* DATASET EXTRACT *
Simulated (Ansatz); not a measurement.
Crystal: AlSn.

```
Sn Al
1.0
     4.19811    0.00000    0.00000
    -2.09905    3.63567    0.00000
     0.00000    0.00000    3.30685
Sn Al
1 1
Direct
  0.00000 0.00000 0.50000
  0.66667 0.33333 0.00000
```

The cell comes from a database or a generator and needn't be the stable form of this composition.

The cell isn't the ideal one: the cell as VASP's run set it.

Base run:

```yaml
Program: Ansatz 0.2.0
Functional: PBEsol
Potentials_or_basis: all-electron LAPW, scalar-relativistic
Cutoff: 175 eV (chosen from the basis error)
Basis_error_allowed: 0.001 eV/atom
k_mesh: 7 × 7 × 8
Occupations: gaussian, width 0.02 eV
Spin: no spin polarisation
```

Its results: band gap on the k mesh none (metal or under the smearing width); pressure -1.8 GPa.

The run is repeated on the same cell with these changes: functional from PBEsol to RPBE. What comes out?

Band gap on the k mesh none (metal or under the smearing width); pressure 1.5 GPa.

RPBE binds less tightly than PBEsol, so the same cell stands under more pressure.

* EXERCISE *
From the top of the material above, please transcribe each line exactly. Include the line with "pressure 1.5 GPa." and end there.

* TASK OUTPUT *
Simulated (Ansatz); not a measurement.
Crystal: AlSn.

```
Sn Al
1.0
     4.19811    0.00000    0.00000
    -2.09905    3.63567    0.00000
     0.00000    0.00000    3.30685
Sn Al
1 1
Direct
  0.00000 0.00000 0.50000
  0.66667 0.33333 0.00000
```

The cell comes from a database or a generator and needn't be the stable form of this composition.

The cell isn't the ideal one: the cell as VASP's run set it.

Base run:

```yaml
Program: Ansatz 0.2.0
Functional: PBEsol
Potentials_or_basis: all-electron LAPW, scalar-relativistic
Cutoff: 175 eV (chosen from the basis error)
Basis_error_allowed: 0.001 eV/atom
k_mesh: 7 × 7 × 8
Occupations: gaussian, width 0.02 eV
Spin: no spin polarisation
```

Its results: band gap on the k mesh none (metal or under the smearing width); pressure -1.8 GPa.

The run is repeated on the same cell with these changes: functional from PBEsol to RPBE. What comes out?

Band gap on the k mesh none (metal or under the smearing width); pressure 1.5 GPa.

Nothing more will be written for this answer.